§ **WORK INSTRUCTION**: Set down, exactly as written, every line from the top of the records below to the line containing "With the Python package of Ansatz (0.2.0).", both ends included, and no others.

*** Opening of INPUT DATA ***
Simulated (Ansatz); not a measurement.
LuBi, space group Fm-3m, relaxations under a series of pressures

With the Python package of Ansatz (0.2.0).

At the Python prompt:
*** Close of INPUT DATA ***

§ **ANSWER BOX**:
Simulated (Ansatz); not a measurement.
LuBi, space group Fm-3m, relaxations under a series of pressures

With the Python package of Ansatz (0.2.0).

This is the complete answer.